Task item:
Copy out the data line by line exactly, from its start to the line bearing "3.6 % of the S.", inclusive.

Recorded information Block Start
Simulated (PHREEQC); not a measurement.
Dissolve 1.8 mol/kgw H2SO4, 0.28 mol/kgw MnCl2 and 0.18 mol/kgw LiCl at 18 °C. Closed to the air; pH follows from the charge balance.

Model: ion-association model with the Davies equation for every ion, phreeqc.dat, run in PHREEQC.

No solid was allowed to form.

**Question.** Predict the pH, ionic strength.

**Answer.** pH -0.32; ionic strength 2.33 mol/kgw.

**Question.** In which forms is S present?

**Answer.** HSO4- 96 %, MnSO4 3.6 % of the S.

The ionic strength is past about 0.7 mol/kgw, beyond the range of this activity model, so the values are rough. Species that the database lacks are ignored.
Recorded information Block End

Reply:
Simulated (PHREEQC); not a measurement.
Dissolve 1.8 mol/kgw H2SO4, 0.28 mol/kgw MnCl2 and 0.18 mol/kgw LiCl at 18 °C. Closed to the air; pH follows from the charge balance.

Model: ion-association model with the Davies equation for every ion, phreeqc.dat, run in PHREEQC.

No solid was allowed to form.

**Question.** Predict the pH, ionic strength.

**Answer.** pH -0.32; ionic strength 2.33 mol/kgw.

**Question.** In which forms is S present?

**Answer.** HSO4- 96 %, MnSO4 3.6 % of the S.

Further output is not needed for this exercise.